---- Recorded data

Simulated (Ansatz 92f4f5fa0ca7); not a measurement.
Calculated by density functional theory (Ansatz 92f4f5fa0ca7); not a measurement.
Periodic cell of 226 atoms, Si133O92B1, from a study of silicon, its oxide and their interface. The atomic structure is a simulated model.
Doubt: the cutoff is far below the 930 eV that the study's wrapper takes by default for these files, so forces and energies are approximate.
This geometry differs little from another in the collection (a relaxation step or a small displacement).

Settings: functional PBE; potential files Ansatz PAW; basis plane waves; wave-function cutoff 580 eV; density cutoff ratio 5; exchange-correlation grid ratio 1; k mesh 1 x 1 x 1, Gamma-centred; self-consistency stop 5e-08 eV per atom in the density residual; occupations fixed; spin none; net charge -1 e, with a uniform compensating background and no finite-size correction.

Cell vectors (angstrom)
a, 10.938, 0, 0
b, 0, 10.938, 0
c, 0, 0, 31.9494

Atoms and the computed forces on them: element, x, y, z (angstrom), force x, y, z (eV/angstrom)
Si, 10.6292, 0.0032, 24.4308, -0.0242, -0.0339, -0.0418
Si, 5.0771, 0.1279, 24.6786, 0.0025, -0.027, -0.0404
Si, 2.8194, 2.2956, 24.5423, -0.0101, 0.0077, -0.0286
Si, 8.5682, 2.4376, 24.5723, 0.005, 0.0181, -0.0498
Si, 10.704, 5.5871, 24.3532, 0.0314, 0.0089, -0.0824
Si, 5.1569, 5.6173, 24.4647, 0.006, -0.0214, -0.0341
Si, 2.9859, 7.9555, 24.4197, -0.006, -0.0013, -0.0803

--------

--- Work order ---
Output only the lines from the top of the entries through the one holding "Periodic cell of", copied exactly.

--- Problem solution ---
Simulated (Ansatz 92f4f5fa0ca7); not a measurement.
Calculated by density functional theory (Ansatz 92f4f5fa0ca7); not a measurement.
Periodic cell of 226 atoms, Si133O92B1, from a study of silicon, its oxide and their interface. The atomic structure is a simulated model.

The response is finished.